» Exercise:
Set down all of the records word for word.

++++ Input data ++++
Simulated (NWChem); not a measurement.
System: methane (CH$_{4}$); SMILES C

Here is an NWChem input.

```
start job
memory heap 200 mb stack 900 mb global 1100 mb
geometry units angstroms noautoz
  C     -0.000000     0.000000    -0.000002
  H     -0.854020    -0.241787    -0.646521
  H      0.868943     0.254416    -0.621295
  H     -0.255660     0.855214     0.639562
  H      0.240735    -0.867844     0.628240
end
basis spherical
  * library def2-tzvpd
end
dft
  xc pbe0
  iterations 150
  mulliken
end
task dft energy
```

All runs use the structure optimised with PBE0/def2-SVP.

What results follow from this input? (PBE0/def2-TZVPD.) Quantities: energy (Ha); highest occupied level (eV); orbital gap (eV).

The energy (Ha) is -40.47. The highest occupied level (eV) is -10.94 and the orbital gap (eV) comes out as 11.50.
++++

» Exercise result:
Simulated (NWChem); not a measurement.
System: methane (CH$_{4}$); SMILES C

Here is an NWChem input.

```
start job
memory heap 200 mb stack 900 mb global 1100 mb
geometry units angstroms noautoz
  C     -0.000000     0.000000    -0.000002
  H     -0.854020    -0.241787    -0.646521
  H      0.868943     0.254416    -0.621295
  H     -0.255660     0.855214     0.639562
  H      0.240735    -0.867844     0.628240
end
basis spherical
  * library def2-tzvpd
end
dft
  xc pbe0
  iterations 150
  mulliken
end
task dft energy
```

All runs use the structure optimised with PBE0/def2-SVP.

What results follow from this input? (PBE0/def2-TZVPD.) Quantities: energy (Ha); highest occupied level (eV); orbital gap (eV).

The energy (Ha) is -40.47. The highest occupied level (eV) is -10.94 and the orbital gap (eV) comes out as 11.50.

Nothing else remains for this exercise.